- **MATERIAL PROVIDED**
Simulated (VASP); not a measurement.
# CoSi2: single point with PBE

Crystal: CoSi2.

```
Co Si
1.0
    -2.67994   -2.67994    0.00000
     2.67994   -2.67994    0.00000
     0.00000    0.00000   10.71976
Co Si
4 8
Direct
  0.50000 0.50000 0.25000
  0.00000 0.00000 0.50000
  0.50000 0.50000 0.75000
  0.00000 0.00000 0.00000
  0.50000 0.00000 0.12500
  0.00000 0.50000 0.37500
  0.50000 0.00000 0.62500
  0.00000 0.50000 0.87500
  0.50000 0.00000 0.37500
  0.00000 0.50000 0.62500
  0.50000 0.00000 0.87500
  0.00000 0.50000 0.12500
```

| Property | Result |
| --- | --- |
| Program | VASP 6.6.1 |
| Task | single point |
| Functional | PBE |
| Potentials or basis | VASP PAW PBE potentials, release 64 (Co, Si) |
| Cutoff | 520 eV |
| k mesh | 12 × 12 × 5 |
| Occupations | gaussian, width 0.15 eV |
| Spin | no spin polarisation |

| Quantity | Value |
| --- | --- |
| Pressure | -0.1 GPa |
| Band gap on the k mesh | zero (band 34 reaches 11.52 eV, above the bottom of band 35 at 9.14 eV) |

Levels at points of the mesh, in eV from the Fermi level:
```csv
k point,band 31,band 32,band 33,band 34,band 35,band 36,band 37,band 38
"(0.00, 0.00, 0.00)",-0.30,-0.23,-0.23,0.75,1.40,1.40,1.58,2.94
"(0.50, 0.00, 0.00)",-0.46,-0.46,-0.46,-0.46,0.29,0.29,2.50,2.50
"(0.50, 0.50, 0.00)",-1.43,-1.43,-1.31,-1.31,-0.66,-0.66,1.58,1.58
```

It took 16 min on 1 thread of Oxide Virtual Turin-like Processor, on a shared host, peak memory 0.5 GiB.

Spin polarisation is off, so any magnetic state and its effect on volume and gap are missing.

- **WORK TASK**
Start at the first line of the entries above. Set down each line exactly through the one with "Pressure | -0.1 GPa |", and stop there.

- **RESULT**
Simulated (VASP); not a measurement.
# CoSi2: single point with PBE

Crystal: CoSi2.

```
Co Si
1.0
    -2.67994   -2.67994    0.00000
     2.67994   -2.67994    0.00000
     0.00000    0.00000   10.71976
Co Si
4 8
Direct
  0.50000 0.50000 0.25000
  0.00000 0.00000 0.50000
  0.50000 0.50000 0.75000
  0.00000 0.00000 0.00000
  0.50000 0.00000 0.12500
  0.00000 0.50000 0.37500
  0.50000 0.00000 0.62500
  0.00000 0.50000 0.87500
  0.50000 0.00000 0.37500
  0.00000 0.50000 0.62500
  0.50000 0.00000 0.87500
  0.00000 0.50000 0.12500
```

| Property | Result |
| --- | --- |
| Program | VASP 6.6.1 |
| Task | single point |
| Functional | PBE |
| Potentials or basis | VASP PAW PBE potentials, release 64 (Co, Si) |
| Cutoff | 520 eV |
| k mesh | 12 × 12 × 5 |
| Occupations | gaussian, width 0.15 eV |
| Spin | no spin polarisation |

| Quantity | Value |
| --- | --- |
| Pressure | -0.1 GPa |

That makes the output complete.